[EXTRACTED MATERIAL — start]

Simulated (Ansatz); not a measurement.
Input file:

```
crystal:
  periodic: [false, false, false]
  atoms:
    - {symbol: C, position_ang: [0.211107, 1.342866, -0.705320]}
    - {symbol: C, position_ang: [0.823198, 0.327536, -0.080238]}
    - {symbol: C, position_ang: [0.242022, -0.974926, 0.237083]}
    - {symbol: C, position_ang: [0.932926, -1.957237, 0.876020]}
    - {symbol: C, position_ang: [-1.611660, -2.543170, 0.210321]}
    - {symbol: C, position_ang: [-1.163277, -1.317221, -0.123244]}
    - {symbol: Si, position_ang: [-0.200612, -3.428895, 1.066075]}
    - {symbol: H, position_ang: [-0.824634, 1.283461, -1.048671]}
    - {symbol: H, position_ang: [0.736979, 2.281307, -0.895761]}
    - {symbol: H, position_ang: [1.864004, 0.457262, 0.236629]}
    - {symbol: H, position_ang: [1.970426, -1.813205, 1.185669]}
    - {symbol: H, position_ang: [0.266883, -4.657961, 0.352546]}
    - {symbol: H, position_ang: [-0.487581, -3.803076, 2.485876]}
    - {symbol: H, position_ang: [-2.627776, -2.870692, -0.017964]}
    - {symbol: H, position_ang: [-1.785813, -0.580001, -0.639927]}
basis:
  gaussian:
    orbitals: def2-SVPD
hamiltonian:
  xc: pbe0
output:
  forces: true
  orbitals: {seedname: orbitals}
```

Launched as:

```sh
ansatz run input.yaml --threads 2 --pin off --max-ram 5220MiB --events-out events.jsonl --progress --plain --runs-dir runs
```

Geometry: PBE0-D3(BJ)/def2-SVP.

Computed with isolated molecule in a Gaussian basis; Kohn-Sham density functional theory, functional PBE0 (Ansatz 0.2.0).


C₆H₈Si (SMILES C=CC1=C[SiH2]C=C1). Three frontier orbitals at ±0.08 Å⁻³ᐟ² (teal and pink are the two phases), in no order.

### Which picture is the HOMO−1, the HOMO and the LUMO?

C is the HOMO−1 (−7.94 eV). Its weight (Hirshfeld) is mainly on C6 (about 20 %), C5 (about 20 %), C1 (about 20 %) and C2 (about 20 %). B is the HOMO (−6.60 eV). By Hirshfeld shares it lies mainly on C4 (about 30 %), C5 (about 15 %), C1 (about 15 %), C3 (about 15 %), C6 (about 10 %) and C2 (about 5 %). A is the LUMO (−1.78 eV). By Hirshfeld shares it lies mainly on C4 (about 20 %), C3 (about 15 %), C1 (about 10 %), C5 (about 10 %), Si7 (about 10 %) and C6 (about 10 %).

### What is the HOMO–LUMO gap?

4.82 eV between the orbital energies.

[EXTRACTED MATERIAL — finish]

* [ASSIGNMENT]: Reproduce exactly the lines that run from the start of the records to the line with "### Which picture", both included.

* [EXPECTED ANSWER]:
Simulated (Ansatz); not a measurement.
Input file:

```
crystal:
  periodic: [false, false, false]
  atoms:
    - {symbol: C, position_ang: [0.211107, 1.342866, -0.705320]}
    - {symbol: C, position_ang: [0.823198, 0.327536, -0.080238]}
    - {symbol: C, position_ang: [0.242022, -0.974926, 0.237083]}
    - {symbol: C, position_ang: [0.932926, -1.957237, 0.876020]}
    - {symbol: C, position_ang: [-1.611660, -2.543170, 0.210321]}
    - {symbol: C, position_ang: [-1.163277, -1.317221, -0.123244]}
    - {symbol: Si, position_ang: [-0.200612, -3.428895, 1.066075]}
    - {symbol: H, position_ang: [-0.824634, 1.283461, -1.048671]}
    - {symbol: H, position_ang: [0.736979, 2.281307, -0.895761]}
    - {symbol: H, position_ang: [1.864004, 0.457262, 0.236629]}
    - {symbol: H, position_ang: [1.970426, -1.813205, 1.185669]}
    - {symbol: H, position_ang: [0.266883, -4.657961, 0.352546]}
    - {symbol: H, position_ang: [-0.487581, -3.803076, 2.485876]}
    - {symbol: H, position_ang: [-2.627776, -2.870692, -0.017964]}
    - {symbol: H, position_ang: [-1.785813, -0.580001, -0.639927]}
basis:
  gaussian:
    orbitals: def2-SVPD
hamiltonian:
  xc: pbe0
output:
  forces: true
  orbitals: {seedname: orbitals}
```

Launched as:

```sh
ansatz run input.yaml --threads 2 --pin off --max-ram 5220MiB --events-out events.jsonl --progress --plain --runs-dir runs
```

Geometry: PBE0-D3(BJ)/def2-SVP.

Computed with isolated molecule in a Gaussian basis; Kohn-Sham density functional theory, functional PBE0 (Ansatz 0.2.0).


C₆H₈Si (SMILES C=CC1=C[SiH2]C=C1). Three frontier orbitals at ±0.08 Å⁻³ᐟ² (teal and pink are the two phases), in no order.

### Which picture is the HOMO−1, the HOMO and the LUMO?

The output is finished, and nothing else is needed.